── Material provided ──

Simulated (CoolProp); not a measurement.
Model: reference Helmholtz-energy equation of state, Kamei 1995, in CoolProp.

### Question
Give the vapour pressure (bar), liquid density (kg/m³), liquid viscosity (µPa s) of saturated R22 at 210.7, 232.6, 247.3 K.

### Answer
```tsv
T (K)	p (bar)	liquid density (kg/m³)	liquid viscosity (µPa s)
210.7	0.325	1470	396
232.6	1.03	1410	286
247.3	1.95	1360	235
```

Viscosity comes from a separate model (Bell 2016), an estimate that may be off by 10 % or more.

───

◆ Assignment: Exactly as they appear, retype the lines from the start of the records through the line containing "Give the vapour".

◆ Answer section:
Simulated (CoolProp); not a measurement.
Model: reference Helmholtz-energy equation of state, Kamei 1995, in CoolProp.

### Question
Give the vapour pressure (bar), liquid density (kg/m³), liquid viscosity (µPa s) of saturated R22 at 210.7, 232.6, 247.3 K.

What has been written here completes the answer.